Records shown:
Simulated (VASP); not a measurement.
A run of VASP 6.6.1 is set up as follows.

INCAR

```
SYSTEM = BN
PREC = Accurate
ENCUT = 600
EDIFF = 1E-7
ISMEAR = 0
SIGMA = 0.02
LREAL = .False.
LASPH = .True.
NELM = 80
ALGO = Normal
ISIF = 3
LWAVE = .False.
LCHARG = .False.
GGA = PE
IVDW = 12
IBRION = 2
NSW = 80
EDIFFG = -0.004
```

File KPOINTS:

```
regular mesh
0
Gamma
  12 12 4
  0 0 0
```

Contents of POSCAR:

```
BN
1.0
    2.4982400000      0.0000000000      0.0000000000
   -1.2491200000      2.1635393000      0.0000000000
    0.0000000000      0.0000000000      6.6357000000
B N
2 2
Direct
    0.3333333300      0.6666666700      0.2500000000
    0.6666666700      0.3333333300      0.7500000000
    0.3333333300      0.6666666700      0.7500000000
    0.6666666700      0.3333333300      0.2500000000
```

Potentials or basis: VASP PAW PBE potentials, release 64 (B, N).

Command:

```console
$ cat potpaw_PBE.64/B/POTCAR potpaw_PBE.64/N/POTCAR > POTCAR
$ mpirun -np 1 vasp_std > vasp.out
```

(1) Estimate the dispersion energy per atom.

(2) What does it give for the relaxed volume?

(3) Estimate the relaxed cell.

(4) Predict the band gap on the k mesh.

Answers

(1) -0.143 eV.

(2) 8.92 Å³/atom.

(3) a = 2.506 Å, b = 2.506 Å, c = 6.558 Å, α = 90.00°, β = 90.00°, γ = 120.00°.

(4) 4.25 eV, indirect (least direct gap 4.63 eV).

Work instruction:
Look above and return each line of the records exactly, from the very first through the line with "(3) a = 2.506", both included.

Your response:
Simulated (VASP); not a measurement.
A run of VASP 6.6.1 is set up as follows.

INCAR

```
SYSTEM = BN
PREC = Accurate
ENCUT = 600
EDIFF = 1E-7
ISMEAR = 0
SIGMA = 0.02
LREAL = .False.
LASPH = .True.
NELM = 80
ALGO = Normal
ISIF = 3
LWAVE = .False.
LCHARG = .False.
GGA = PE
IVDW = 12
IBRION = 2
NSW = 80
EDIFFG = -0.004
```

File KPOINTS:

```
regular mesh
0
Gamma
  12 12 4
  0 0 0
```

Contents of POSCAR:

```
BN
1.0
    2.4982400000      0.0000000000      0.0000000000
   -1.2491200000      2.1635393000      0.0000000000
    0.0000000000      0.0000000000      6.6357000000
B N
2 2
Direct
    0.3333333300      0.6666666700      0.2500000000
    0.6666666700      0.3333333300      0.7500000000
    0.3333333300      0.6666666700      0.7500000000
    0.6666666700      0.3333333300      0.2500000000
```

Potentials or basis: VASP PAW PBE potentials, release 64 (B, N).

Command:

```console
$ cat potpaw_PBE.64/B/POTCAR potpaw_PBE.64/N/POTCAR > POTCAR
$ mpirun -np 1 vasp_std > vasp.out
```

(1) Estimate the dispersion energy per atom.

(2) What does it give for the relaxed volume?

(3) Estimate the relaxed cell.

(4) Predict the band gap on the k mesh.

Answers

(1) -0.143 eV.

(2) 8.92 Å³/atom.

(3) a = 2.506 Å, b = 2.506 Å, c = 6.558 Å, α = 90.00°, β = 90.00°, γ = 120.00°.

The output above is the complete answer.